**WORK ORDER**
Start the output with the opening line of the listing below and continue, reproducing each line exactly, up to and including the line that contains "Run time: 3.9".

== EXTRACTED INFORMATION ==
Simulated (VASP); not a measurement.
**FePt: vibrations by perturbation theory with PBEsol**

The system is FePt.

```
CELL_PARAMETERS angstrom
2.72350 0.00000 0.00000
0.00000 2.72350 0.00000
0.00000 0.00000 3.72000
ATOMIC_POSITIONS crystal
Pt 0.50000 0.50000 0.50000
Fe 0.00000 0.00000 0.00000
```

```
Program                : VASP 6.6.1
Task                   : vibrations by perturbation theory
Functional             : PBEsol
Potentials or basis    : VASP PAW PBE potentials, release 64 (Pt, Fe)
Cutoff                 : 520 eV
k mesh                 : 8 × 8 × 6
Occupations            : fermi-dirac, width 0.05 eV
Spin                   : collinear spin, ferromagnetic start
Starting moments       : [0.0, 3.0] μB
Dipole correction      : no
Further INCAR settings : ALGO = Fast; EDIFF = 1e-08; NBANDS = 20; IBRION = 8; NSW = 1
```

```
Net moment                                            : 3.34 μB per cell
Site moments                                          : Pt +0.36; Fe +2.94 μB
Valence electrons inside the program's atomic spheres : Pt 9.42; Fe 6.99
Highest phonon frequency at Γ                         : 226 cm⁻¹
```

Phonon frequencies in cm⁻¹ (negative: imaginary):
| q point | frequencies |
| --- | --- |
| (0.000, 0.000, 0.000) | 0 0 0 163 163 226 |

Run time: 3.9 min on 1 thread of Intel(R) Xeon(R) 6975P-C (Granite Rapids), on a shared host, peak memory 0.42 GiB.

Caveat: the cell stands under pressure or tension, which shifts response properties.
===

**YOUR SOLUTION**
Simulated (VASP); not a measurement.
**FePt: vibrations by perturbation theory with PBEsol**

The system is FePt.

```
CELL_PARAMETERS angstrom
2.72350 0.00000 0.00000
0.00000 2.72350 0.00000
0.00000 0.00000 3.72000
ATOMIC_POSITIONS crystal
Pt 0.50000 0.50000 0.50000
Fe 0.00000 0.00000 0.00000
```

```
Program                : VASP 6.6.1
Task                   : vibrations by perturbation theory
Functional             : PBEsol
Potentials or basis    : VASP PAW PBE potentials, release 64 (Pt, Fe)
Cutoff                 : 520 eV
k mesh                 : 8 × 8 × 6
Occupations            : fermi-dirac, width 0.05 eV
Spin                   : collinear spin, ferromagnetic start
Starting moments       : [0.0, 3.0] μB
Dipole correction      : no
Further INCAR settings : ALGO = Fast; EDIFF = 1e-08; NBANDS = 20; IBRION = 8; NSW = 1
```

```
Net moment                                            : 3.34 μB per cell
Site moments                                          : Pt +0.36; Fe +2.94 μB
Valence electrons inside the program's atomic spheres : Pt 9.42; Fe 6.99
Highest phonon frequency at Γ                         : 226 cm⁻¹
```

Phonon frequencies in cm⁻¹ (negative: imaginary):
| q point | frequencies |
| --- | --- |
| (0.000, 0.000, 0.000) | 0 0 0 163 163 226 |

Run time: 3.9 min on 1 thread of Intel(R) Xeon(R) 6975P-C (Granite Rapids), on a shared host, peak memory 0.42 GiB.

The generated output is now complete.